_ _ _ _ _

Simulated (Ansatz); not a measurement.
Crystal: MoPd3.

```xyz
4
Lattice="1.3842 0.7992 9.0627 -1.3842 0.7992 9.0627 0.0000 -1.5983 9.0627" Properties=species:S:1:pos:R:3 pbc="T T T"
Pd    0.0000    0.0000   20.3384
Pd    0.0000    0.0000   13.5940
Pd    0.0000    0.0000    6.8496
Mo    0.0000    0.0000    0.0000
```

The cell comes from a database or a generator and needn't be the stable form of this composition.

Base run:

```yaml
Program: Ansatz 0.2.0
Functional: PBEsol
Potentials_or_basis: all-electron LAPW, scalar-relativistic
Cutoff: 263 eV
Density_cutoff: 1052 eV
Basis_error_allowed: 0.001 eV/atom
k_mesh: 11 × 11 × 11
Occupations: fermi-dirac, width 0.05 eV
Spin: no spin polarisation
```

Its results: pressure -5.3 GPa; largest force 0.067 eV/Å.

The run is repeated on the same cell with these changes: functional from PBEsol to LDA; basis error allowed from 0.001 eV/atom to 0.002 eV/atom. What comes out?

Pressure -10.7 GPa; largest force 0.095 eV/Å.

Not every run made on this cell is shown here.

_ _ _ _ _

**TASK ITEM**
Above are the entries. Copy exactly the part that opens with the line containing "Its results: pressure" and closes with the line containing "Pressure -10.7 GPa; largest force 0.095 eV/Å.", and no more.

**RESPONSE**
Its results: pressure -5.3 GPa; largest force 0.067 eV/Å.

The run is repeated on the same cell with these changes: functional from PBEsol to LDA; basis error allowed from 0.001 eV/atom to 0.002 eV/atom. What comes out?

Pressure -10.7 GPa; largest force 0.095 eV/Å.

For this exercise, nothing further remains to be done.